→ Dataset content:
-- Opening Marker --
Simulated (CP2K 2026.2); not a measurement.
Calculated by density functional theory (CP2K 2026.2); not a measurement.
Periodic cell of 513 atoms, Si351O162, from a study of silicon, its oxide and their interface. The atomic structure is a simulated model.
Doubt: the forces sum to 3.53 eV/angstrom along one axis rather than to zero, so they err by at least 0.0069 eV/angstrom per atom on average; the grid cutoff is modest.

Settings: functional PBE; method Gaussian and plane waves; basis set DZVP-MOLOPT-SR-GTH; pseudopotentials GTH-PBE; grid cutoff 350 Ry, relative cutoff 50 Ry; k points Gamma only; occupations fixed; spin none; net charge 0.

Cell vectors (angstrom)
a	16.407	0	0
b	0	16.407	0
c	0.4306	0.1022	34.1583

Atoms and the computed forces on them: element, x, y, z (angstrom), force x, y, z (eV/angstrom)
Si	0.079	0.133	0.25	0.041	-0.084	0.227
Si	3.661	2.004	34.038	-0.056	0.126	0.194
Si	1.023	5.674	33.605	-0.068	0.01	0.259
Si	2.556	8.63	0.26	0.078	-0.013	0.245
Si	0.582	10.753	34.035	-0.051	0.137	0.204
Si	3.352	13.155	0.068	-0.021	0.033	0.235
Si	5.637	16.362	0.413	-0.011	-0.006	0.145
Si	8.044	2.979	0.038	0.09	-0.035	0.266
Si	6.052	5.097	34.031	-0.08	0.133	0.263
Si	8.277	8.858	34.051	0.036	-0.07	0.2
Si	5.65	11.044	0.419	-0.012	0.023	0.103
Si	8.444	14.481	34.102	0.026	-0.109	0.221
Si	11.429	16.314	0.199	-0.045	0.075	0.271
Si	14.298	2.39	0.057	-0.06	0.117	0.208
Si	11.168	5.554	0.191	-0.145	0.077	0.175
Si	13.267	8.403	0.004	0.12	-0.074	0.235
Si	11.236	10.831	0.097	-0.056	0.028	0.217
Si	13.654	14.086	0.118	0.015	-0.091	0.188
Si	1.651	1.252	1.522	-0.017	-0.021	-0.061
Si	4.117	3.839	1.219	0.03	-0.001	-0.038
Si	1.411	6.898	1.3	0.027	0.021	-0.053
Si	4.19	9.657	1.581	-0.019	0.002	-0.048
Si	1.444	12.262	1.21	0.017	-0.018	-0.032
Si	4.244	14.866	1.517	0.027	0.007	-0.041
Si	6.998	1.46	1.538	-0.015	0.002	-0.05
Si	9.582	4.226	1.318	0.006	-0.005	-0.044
-- Closing Marker --

→ Assignment:
Up to and including the line with "Periodic cell of", print every line of the material above, starting from its first line, exactly.

→ Exercise result:
Simulated (CP2K 2026.2); not a measurement.
Calculated by density functional theory (CP2K 2026.2); not a measurement.
Periodic cell of 513 atoms, Si351O162, from a study of silicon, its oxide and their interface. The atomic structure is a simulated model.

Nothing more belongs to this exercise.